Please retype, unchanged, each line from the top of the material below through the line where "be the lowest." appears.

## [Data excerpts]

------

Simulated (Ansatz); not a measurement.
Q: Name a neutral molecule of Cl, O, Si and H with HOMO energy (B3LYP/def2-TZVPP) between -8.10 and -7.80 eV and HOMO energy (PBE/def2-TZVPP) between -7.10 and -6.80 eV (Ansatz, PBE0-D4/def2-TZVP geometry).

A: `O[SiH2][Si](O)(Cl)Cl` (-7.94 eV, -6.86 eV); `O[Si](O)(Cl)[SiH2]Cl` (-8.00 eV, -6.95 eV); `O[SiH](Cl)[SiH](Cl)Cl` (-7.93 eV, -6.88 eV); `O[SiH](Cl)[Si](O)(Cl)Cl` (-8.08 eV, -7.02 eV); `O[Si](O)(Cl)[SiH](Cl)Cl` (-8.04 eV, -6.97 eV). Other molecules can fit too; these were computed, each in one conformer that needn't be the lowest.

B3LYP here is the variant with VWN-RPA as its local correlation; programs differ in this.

------

## [Written answer]
Simulated (Ansatz); not a measurement.
Q: Name a neutral molecule of Cl, O, Si and H with HOMO energy (B3LYP/def2-TZVPP) between -8.10 and -7.80 eV and HOMO energy (PBE/def2-TZVPP) between -7.10 and -6.80 eV (Ansatz, PBE0-D4/def2-TZVP geometry).

A: `O[SiH2][Si](O)(Cl)Cl` (-7.94 eV, -6.86 eV); `O[Si](O)(Cl)[SiH2]Cl` (-8.00 eV, -6.95 eV); `O[SiH](Cl)[SiH](Cl)Cl` (-7.93 eV, -6.88 eV); `O[SiH](Cl)[Si](O)(Cl)Cl` (-8.08 eV, -7.02 eV); `O[Si](O)(Cl)[SiH](Cl)Cl` (-8.04 eV, -6.97 eV). Other molecules can fit too; these were computed, each in one conformer that needn't be the lowest.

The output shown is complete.